WORK TASK: What appears in the data must be reproduced exactly.

RECORDS SHOWN:
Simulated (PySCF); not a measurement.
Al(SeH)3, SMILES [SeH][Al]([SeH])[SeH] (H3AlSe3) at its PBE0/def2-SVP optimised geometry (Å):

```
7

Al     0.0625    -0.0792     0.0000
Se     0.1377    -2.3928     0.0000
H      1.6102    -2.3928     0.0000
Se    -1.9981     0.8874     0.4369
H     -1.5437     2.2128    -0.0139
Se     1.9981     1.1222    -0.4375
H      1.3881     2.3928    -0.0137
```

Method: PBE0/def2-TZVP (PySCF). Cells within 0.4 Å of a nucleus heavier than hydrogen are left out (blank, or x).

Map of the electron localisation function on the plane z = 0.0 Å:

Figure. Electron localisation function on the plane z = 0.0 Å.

EXERCISE OUTPUT:
Simulated (PySCF); not a measurement.
Al(SeH)3, SMILES [SeH][Al]([SeH])[SeH] (H3AlSe3) at its PBE0/def2-SVP optimised geometry (Å):

```
7

Al     0.0625    -0.0792     0.0000
Se     0.1377    -2.3928     0.0000
H      1.6102    -2.3928     0.0000
Se    -1.9981     0.8874     0.4369
H     -1.5437     2.2128    -0.0139
Se     1.9981     1.1222    -0.4375
H      1.3881     2.3928    -0.0137
```

Method: PBE0/def2-TZVP (PySCF). Cells within 0.4 Å of a nucleus heavier than hydrogen are left out (blank, or x).

Map of the electron localisation function on the plane z = 0.0 Å:

Figure. Electron localisation function on the plane z = 0.0 Å.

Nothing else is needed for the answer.